Activity -
Would you copy the material below word for word, beginning with its first line and ending with the line that contains "Alike in both"?

The data -
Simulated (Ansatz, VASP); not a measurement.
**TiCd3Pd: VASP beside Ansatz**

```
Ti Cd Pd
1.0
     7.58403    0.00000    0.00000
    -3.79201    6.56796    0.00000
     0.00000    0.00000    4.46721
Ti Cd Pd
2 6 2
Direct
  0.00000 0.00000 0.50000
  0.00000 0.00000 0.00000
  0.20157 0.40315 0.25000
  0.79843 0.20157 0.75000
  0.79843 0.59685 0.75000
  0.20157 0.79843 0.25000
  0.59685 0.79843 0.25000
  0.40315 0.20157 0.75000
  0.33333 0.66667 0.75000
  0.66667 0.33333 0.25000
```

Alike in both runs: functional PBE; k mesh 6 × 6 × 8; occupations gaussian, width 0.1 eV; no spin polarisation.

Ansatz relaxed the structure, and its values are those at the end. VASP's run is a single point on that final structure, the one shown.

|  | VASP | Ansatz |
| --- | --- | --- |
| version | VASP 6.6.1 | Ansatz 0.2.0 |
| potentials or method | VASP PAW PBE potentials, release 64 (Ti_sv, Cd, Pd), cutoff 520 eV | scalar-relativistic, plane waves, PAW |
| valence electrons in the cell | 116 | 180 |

Your response -
Simulated (Ansatz, VASP); not a measurement.
**TiCd3Pd: VASP beside Ansatz**

```
Ti Cd Pd
1.0
     7.58403    0.00000    0.00000
    -3.79201    6.56796    0.00000
     0.00000    0.00000    4.46721
Ti Cd Pd
2 6 2
Direct
  0.00000 0.00000 0.50000
  0.00000 0.00000 0.00000
  0.20157 0.40315 0.25000
  0.79843 0.20157 0.75000
  0.79843 0.59685 0.75000
  0.20157 0.79843 0.25000
  0.59685 0.79843 0.25000
  0.40315 0.20157 0.75000
  0.33333 0.66667 0.75000
  0.66667 0.33333 0.25000
```

Alike in both runs: functional PBE; k mesh 6 × 6 × 8; occupations gaussian, width 0.1 eV; no spin polarisation.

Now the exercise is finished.